> _ACTION ITEM_
Everything in the listing must be repeated word for word.

· · · · ·
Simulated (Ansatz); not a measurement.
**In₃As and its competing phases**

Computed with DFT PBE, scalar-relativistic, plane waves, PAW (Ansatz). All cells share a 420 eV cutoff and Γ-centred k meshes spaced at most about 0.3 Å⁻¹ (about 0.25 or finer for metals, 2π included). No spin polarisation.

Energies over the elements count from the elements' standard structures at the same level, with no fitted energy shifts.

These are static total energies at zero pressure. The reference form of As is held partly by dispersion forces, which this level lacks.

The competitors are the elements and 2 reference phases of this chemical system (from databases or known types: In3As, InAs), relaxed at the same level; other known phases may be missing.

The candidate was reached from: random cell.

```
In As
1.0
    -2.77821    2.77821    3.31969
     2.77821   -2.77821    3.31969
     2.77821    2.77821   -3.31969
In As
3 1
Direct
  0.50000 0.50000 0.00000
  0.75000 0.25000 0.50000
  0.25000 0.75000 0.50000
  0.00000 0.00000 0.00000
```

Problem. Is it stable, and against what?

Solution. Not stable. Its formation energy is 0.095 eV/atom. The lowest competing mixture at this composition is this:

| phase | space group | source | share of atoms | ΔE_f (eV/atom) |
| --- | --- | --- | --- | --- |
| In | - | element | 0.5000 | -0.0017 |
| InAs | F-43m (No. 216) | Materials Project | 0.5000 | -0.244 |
· · · · ·

> _EXERCISE RESULT_
Simulated (Ansatz); not a measurement.
**In₃As and its competing phases**

Computed with DFT PBE, scalar-relativistic, plane waves, PAW (Ansatz). All cells share a 420 eV cutoff and Γ-centred k meshes spaced at most about 0.3 Å⁻¹ (about 0.25 or finer for metals, 2π included). No spin polarisation.

Energies over the elements count from the elements' standard structures at the same level, with no fitted energy shifts.

These are static total energies at zero pressure. The reference form of As is held partly by dispersion forces, which this level lacks.

The competitors are the elements and 2 reference phases of this chemical system (from databases or known types: In3As, InAs), relaxed at the same level; other known phases may be missing.

The candidate was reached from: random cell.

```
In As
1.0
    -2.77821    2.77821    3.31969
     2.77821   -2.77821    3.31969
     2.77821    2.77821   -3.31969
In As
3 1
Direct
  0.50000 0.50000 0.00000
  0.75000 0.25000 0.50000
  0.25000 0.75000 0.50000
  0.00000 0.00000 0.00000
```

Problem. Is it stable, and against what?

Solution. Not stable. Its formation energy is 0.095 eV/atom. The lowest competing mixture at this composition is this:

| phase | space group | source | share of atoms | ΔE_f (eV/atom) |
| --- | --- | --- | --- | --- |
| In | - | element | 0.5000 | -0.0017 |
| InAs | F-43m (No. 216) | Materials Project | 0.5000 | -0.244 |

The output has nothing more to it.